Work item -> Below are lines of data, and only some are wanted. Please repeat exactly those from the line that has "a periodic image.*" through the line that has "The structure derives".

Data records ->
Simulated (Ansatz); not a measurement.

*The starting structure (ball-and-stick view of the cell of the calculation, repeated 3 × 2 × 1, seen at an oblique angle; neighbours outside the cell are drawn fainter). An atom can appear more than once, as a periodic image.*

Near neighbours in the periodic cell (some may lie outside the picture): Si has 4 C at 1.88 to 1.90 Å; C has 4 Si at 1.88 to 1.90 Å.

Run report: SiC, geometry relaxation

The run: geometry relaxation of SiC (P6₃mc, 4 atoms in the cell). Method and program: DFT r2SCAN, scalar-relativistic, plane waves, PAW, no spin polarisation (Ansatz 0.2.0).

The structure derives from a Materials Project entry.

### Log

Response area ->
*The starting structure (ball-and-stick view of the cell of the calculation, repeated 3 × 2 × 1, seen at an oblique angle; neighbours outside the cell are drawn fainter). An atom can appear more than once, as a periodic image.*

Near neighbours in the periodic cell (some may lie outside the picture): Si has 4 C at 1.88 to 1.90 Å; C has 4 Si at 1.88 to 1.90 Å.

Run report: SiC, geometry relaxation

The run: geometry relaxation of SiC (P6₃mc, 4 atoms in the cell). Method and program: DFT r2SCAN, scalar-relativistic, plane waves, PAW, no spin polarisation (Ansatz 0.2.0).

The structure derives from a Materials Project entry.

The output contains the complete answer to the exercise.